Data extract -
________________________________________

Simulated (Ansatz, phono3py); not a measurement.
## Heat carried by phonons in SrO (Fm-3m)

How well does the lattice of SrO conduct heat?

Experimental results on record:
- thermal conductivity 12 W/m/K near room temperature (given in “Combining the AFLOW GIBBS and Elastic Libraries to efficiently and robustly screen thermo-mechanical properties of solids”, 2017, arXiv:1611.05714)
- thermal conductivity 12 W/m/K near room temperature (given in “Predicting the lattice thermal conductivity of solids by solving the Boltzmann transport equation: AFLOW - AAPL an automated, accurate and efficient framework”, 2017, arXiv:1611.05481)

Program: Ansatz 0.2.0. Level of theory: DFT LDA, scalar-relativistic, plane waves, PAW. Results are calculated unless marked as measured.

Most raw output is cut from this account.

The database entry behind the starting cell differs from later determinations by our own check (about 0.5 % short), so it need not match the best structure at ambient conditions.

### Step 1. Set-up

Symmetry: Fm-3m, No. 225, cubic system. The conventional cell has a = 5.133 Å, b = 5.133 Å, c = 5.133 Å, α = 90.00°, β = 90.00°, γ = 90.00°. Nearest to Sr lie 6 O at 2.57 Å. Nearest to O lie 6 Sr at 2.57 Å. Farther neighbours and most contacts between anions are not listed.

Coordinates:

________________________________________

Work order -
Every line from the top of the material above through the line holding "### Step 1. Set-up" should be reproduced word for word, and nothing beyond it.

Task response -
Simulated (Ansatz, phono3py); not a measurement.
## Heat carried by phonons in SrO (Fm-3m)

How well does the lattice of SrO conduct heat?

Experimental results on record:
- thermal conductivity 12 W/m/K near room temperature (given in “Combining the AFLOW GIBBS and Elastic Libraries to efficiently and robustly screen thermo-mechanical properties of solids”, 2017, arXiv:1611.05714)
- thermal conductivity 12 W/m/K near room temperature (given in “Predicting the lattice thermal conductivity of solids by solving the Boltzmann transport equation: AFLOW - AAPL an automated, accurate and efficient framework”, 2017, arXiv:1611.05481)

Program: Ansatz 0.2.0. Level of theory: DFT LDA, scalar-relativistic, plane waves, PAW. Results are calculated unless marked as measured.

Most raw output is cut from this account.

The database entry behind the starting cell differs from later determinations by our own check (about 0.5 % short), so it need not match the best structure at ambient conditions.

### Step 1. Set-up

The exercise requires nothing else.